--- Data under study Enclosed Below ---
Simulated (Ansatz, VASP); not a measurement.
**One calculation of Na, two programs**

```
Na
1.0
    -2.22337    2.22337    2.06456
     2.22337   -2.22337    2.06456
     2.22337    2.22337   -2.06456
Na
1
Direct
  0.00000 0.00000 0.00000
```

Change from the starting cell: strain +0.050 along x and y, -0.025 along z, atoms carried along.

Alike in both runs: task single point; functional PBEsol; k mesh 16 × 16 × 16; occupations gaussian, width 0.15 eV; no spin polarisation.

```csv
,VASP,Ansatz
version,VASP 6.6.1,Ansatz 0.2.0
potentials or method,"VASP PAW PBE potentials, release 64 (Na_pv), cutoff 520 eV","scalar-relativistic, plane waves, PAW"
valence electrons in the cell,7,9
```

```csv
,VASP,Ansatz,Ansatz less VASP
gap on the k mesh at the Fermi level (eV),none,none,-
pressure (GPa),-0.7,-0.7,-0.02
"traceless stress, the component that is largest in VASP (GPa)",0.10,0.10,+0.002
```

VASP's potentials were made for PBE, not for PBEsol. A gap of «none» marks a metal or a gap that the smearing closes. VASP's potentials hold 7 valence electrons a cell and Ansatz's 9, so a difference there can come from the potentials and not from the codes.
--- End of Enclosed Data under study ---

Brief –
Each line above is to be restated exactly.

Task solution –
Simulated (Ansatz, VASP); not a measurement.
**One calculation of Na, two programs**

```
Na
1.0
    -2.22337    2.22337    2.06456
     2.22337   -2.22337    2.06456
     2.22337    2.22337   -2.06456
Na
1
Direct
  0.00000 0.00000 0.00000
```

Change from the starting cell: strain +0.050 along x and y, -0.025 along z, atoms carried along.

Alike in both runs: task single point; functional PBEsol; k mesh 16 × 16 × 16; occupations gaussian, width 0.15 eV; no spin polarisation.

```csv
,VASP,Ansatz
version,VASP 6.6.1,Ansatz 0.2.0
potentials or method,"VASP PAW PBE potentials, release 64 (Na_pv), cutoff 520 eV","scalar-relativistic, plane waves, PAW"
valence electrons in the cell,7,9
```

```csv
,VASP,Ansatz,Ansatz less VASP
gap on the k mesh at the Fermi level (eV),none,none,-
pressure (GPa),-0.7,-0.7,-0.02
"traceless stress, the component that is largest in VASP (GPa)",0.10,0.10,+0.002
```

VASP's potentials were made for PBE, not for PBEsol. A gap of «none» marks a metal or a gap that the smearing closes. VASP's potentials hold 7 valence electrons a cell and Ansatz's 9, so a difference there can come from the potentials and not from the codes.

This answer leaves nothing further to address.